» Work request: Repeat the lines below exactly as written, please, from the line with "v0.4.1 standard |" to the line with "Question: Where does the relaxation end?", both lines included, and no others.

» Study material:
++++++++++++++++++++

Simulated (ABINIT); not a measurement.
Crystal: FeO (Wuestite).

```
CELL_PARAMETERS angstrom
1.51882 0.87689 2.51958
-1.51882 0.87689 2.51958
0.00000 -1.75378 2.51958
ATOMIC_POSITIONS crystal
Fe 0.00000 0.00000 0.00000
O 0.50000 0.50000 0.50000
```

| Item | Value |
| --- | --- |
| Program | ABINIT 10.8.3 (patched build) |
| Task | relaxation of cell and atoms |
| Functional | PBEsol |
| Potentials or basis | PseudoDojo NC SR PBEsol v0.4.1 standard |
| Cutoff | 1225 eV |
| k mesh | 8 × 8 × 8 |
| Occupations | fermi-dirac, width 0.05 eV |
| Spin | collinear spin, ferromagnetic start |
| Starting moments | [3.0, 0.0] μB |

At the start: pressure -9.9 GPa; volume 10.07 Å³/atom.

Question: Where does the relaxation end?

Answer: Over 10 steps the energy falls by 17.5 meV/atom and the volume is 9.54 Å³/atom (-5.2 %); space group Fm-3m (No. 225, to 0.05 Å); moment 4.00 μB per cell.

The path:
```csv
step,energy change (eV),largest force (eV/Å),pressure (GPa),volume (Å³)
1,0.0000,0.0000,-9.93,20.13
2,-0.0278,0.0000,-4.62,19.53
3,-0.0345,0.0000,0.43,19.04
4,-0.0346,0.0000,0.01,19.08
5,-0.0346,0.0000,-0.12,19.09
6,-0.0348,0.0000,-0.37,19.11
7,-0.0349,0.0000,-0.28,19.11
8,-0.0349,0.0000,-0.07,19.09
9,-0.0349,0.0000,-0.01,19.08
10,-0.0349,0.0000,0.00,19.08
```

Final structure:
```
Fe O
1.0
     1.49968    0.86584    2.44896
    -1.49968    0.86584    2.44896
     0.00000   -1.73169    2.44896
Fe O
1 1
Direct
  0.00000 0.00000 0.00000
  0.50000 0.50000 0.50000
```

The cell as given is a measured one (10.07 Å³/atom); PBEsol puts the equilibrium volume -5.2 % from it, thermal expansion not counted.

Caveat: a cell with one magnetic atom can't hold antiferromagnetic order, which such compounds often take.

++++++++++++++++++++

» Answer box:
| Potentials or basis | PseudoDojo NC SR PBEsol v0.4.1 standard |
| Cutoff | 1225 eV |
| k mesh | 8 × 8 × 8 |
| Occupations | fermi-dirac, width 0.05 eV |
| Spin | collinear spin, ferromagnetic start |
| Starting moments | [3.0, 0.0] μB |

At the start: pressure -9.9 GPa; volume 10.07 Å³/atom.

Question: Where does the relaxation end?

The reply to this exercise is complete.